Information –
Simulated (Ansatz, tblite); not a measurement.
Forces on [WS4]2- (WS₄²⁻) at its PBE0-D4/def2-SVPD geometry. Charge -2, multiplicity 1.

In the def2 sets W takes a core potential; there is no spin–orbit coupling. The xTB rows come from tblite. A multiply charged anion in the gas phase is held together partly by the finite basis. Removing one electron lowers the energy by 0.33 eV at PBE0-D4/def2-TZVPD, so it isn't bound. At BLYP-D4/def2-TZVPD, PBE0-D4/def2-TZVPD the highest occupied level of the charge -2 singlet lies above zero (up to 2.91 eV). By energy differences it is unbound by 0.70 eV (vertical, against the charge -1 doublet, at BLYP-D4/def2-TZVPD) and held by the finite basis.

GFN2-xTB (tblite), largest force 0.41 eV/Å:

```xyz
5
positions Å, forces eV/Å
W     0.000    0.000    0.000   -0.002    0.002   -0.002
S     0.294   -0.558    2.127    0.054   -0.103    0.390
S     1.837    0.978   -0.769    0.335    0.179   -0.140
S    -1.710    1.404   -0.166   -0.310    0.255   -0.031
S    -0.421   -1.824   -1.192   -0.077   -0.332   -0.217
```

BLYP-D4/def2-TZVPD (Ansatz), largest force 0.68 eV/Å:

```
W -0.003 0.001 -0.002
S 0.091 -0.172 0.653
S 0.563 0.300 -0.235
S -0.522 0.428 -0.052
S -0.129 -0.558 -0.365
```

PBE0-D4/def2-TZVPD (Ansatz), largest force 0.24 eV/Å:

Action item – Restate the data exactly, keeping every line intact.

Task result –
Simulated (Ansatz, tblite); not a measurement.
Forces on [WS4]2- (WS₄²⁻) at its PBE0-D4/def2-SVPD geometry. Charge -2, multiplicity 1.

In the def2 sets W takes a core potential; there is no spin–orbit coupling. The xTB rows come from tblite. A multiply charged anion in the gas phase is held together partly by the finite basis. Removing one electron lowers the energy by 0.33 eV at PBE0-D4/def2-TZVPD, so it isn't bound. At BLYP-D4/def2-TZVPD, PBE0-D4/def2-TZVPD the highest occupied level of the charge -2 singlet lies above zero (up to 2.91 eV). By energy differences it is unbound by 0.70 eV (vertical, against the charge -1 doublet, at BLYP-D4/def2-TZVPD) and held by the finite basis.

GFN2-xTB (tblite), largest force 0.41 eV/Å:

```xyz
5
positions Å, forces eV/Å
W     0.000    0.000    0.000   -0.002    0.002   -0.002
S     0.294   -0.558    2.127    0.054   -0.103    0.390
S     1.837    0.978   -0.769    0.335    0.179   -0.140
S    -1.710    1.404   -0.166   -0.310    0.255   -0.031
S    -0.421   -1.824   -1.192   -0.077   -0.332   -0.217
```

BLYP-D4/def2-TZVPD (Ansatz), largest force 0.68 eV/Å:

```
W -0.003 0.001 -0.002
S 0.091 -0.172 0.653
S 0.563 0.300 -0.235
S -0.522 0.428 -0.052
S -0.129 -0.558 -0.365
```

PBE0-D4/def2-TZVPD (Ansatz), largest force 0.24 eV/Å:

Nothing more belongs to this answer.